** Work task **
Transcribe exactly each line of the entries, from the opening line to the line with "System: C12H3F7 (perfluorocarbon", with both of those lines included.

** Supplied data **
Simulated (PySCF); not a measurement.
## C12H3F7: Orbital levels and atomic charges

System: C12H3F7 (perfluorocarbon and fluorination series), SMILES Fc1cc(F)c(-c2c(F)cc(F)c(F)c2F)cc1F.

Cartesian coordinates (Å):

** Exercise response **
Simulated (PySCF); not a measurement.
## C12H3F7: Orbital levels and atomic charges

System: C12H3F7 (perfluorocarbon and fluorination series), SMILES Fc1cc(F)c(-c2c(F)cc(F)c(F)c2F)cc1F.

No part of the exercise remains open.